**Work task:** Retype, exactly as they appear below, the lines between the line holding "spin polarisation |" and the line holding "Task: Where does the relaxation end?", both ends included.

**Records provided:**
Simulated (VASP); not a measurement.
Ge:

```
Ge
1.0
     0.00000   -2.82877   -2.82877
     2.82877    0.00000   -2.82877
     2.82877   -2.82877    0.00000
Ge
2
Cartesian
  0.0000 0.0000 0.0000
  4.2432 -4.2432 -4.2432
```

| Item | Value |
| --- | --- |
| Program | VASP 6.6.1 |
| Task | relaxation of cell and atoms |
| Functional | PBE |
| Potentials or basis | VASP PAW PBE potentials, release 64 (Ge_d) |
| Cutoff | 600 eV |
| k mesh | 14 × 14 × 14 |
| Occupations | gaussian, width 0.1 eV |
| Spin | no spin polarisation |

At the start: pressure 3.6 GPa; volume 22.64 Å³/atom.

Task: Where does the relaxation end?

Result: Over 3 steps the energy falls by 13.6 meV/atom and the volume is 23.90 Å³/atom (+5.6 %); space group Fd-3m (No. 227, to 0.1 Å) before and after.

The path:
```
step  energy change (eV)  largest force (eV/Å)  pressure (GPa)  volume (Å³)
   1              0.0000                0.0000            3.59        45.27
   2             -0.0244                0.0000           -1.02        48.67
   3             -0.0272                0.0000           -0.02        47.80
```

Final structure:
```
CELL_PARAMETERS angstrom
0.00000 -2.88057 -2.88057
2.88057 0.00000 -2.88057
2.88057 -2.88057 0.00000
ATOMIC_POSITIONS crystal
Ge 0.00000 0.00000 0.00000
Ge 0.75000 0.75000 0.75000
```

**Exercise output:**
| Spin | no spin polarisation |

At the start: pressure 3.6 GPa; volume 22.64 Å³/atom.

Task: Where does the relaxation end?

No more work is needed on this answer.